Activity
Make an exact copy of all the entries shown below.

Data shown
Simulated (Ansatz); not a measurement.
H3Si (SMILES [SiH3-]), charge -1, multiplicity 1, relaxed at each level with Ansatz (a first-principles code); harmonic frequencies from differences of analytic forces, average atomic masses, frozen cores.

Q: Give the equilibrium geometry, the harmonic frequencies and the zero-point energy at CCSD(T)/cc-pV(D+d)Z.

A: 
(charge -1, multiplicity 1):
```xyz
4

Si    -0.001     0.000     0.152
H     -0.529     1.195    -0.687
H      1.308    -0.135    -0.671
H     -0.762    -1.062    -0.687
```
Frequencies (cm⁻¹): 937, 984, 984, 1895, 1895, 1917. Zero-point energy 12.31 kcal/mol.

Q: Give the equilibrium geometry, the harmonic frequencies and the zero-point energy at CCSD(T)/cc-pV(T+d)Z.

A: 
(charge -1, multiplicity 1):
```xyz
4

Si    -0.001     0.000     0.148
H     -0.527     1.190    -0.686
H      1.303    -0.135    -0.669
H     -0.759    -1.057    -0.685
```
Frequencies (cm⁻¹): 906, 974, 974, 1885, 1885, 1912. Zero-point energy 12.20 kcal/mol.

Task solution
Simulated (Ansatz); not a measurement.
H3Si (SMILES [SiH3-]), charge -1, multiplicity 1, relaxed at each level with Ansatz (a first-principles code); harmonic frequencies from differences of analytic forces, average atomic masses, frozen cores.

Q: Give the equilibrium geometry, the harmonic frequencies and the zero-point energy at CCSD(T)/cc-pV(D+d)Z.

A: 
(charge -1, multiplicity 1):
```xyz
4

Si    -0.001     0.000     0.152
H     -0.529     1.195    -0.687
H      1.308    -0.135    -0.671
H     -0.762    -1.062    -0.687
```
Frequencies (cm⁻¹): 937, 984, 984, 1895, 1895, 1917. Zero-point energy 12.31 kcal/mol.

Q: Give the equilibrium geometry, the harmonic frequencies and the zero-point energy at CCSD(T)/cc-pV(T+d)Z.

A: 
(charge -1, multiplicity 1):
```xyz
4

Si    -0.001     0.000     0.148
H     -0.527     1.190    -0.686
H      1.303    -0.135    -0.669
H     -0.759    -1.057    -0.685
```
Frequencies (cm⁻¹): 906, 974, 974, 1885, 1885, 1912. Zero-point energy 12.20 kcal/mol.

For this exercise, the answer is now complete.